> **WORK REQUEST**
Nothing outside the stretch is wanted. Repeat exactly the lines of the listing below from the one that contains "All values: PBE0/pcSseg-1" through the one that contains "dipole (D) |", both ends included.

(RECORDS PROVIDED)
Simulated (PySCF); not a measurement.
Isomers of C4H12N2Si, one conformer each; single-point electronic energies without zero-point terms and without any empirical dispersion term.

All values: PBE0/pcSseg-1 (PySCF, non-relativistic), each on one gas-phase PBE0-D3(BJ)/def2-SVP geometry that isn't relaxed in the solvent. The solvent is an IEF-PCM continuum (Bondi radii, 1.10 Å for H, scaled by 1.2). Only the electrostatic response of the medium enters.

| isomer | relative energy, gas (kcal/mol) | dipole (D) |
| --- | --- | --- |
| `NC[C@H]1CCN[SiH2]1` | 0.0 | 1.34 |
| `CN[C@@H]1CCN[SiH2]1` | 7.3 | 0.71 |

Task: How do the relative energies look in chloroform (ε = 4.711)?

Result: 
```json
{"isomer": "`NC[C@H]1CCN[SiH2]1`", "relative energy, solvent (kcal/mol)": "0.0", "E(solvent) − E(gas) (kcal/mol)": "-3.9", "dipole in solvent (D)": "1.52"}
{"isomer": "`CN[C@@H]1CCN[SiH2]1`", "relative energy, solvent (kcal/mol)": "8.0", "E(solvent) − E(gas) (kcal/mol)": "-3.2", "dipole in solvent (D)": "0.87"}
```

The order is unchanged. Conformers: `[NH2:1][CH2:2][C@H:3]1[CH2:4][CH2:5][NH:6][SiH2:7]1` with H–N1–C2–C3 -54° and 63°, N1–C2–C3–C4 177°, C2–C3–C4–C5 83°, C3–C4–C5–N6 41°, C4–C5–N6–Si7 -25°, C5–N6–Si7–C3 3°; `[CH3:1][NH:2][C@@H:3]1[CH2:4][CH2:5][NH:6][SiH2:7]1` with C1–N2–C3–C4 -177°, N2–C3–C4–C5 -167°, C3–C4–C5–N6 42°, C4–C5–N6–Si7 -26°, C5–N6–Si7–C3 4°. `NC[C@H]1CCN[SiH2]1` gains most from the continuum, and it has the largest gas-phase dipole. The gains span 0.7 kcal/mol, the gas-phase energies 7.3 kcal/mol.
(End RECORDS PROVIDED)

> **TASK ANSWER**
All values: PBE0/pcSseg-1 (PySCF, non-relativistic), each on one gas-phase PBE0-D3(BJ)/def2-SVP geometry that isn't relaxed in the solvent. The solvent is an IEF-PCM continuum (Bondi radii, 1.10 Å for H, scaled by 1.2). Only the electrostatic response of the medium enters.

| isomer | relative energy, gas (kcal/mol) | dipole (D) |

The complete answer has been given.